Repeat the whole listing exactly.

-- -- --
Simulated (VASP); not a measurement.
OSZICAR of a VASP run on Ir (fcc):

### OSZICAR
-- -- --

# SOLUTION
Simulated (VASP); not a measurement.
OSZICAR of a VASP run on Ir (fcc):

### OSZICAR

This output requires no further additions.